### Information supplied

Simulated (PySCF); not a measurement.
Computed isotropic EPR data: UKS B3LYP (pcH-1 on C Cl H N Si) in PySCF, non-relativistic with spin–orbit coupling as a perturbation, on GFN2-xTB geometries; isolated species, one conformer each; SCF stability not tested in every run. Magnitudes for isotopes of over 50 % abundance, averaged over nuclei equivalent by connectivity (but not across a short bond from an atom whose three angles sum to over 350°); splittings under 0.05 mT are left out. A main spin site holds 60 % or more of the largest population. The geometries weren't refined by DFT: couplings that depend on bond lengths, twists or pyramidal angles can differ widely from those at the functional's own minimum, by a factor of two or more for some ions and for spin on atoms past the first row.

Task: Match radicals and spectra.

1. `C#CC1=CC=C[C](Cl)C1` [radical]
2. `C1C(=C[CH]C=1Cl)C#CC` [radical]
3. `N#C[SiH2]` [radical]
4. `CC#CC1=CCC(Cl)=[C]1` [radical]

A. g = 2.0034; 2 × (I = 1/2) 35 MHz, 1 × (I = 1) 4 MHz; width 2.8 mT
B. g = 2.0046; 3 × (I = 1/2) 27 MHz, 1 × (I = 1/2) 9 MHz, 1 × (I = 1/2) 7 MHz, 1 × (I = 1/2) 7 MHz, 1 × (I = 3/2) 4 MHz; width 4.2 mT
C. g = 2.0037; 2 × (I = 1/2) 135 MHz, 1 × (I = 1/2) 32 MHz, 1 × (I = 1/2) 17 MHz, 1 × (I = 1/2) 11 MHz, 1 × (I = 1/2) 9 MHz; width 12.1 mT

######

Requirement:
From the first line of the data above to the line holding "B. g = 2.0046;", reproduce each line exactly; emit no other lines.

Task solution:
Simulated (PySCF); not a measurement.
Computed isotropic EPR data: UKS B3LYP (pcH-1 on C Cl H N Si) in PySCF, non-relativistic with spin–orbit coupling as a perturbation, on GFN2-xTB geometries; isolated species, one conformer each; SCF stability not tested in every run. Magnitudes for isotopes of over 50 % abundance, averaged over nuclei equivalent by connectivity (but not across a short bond from an atom whose three angles sum to over 350°); splittings under 0.05 mT are left out. A main spin site holds 60 % or more of the largest population. The geometries weren't refined by DFT: couplings that depend on bond lengths, twists or pyramidal angles can differ widely from those at the functional's own minimum, by a factor of two or more for some ions and for spin on atoms past the first row.

Task: Match radicals and spectra.

1. `C#CC1=CC=C[C](Cl)C1` [radical]
2. `C1C(=C[CH]C=1Cl)C#CC` [radical]
3. `N#C[SiH2]` [radical]
4. `CC#CC1=CCC(Cl)=[C]1` [radical]

A. g = 2.0034; 2 × (I = 1/2) 35 MHz, 1 × (I = 1) 4 MHz; width 2.8 mT
B. g = 2.0046; 3 × (I = 1/2) 27 MHz, 1 × (I = 1/2) 9 MHz, 1 × (I = 1/2) 7 MHz, 1 × (I = 1/2) 7 MHz, 1 × (I = 3/2) 4 MHz; width 4.2 mT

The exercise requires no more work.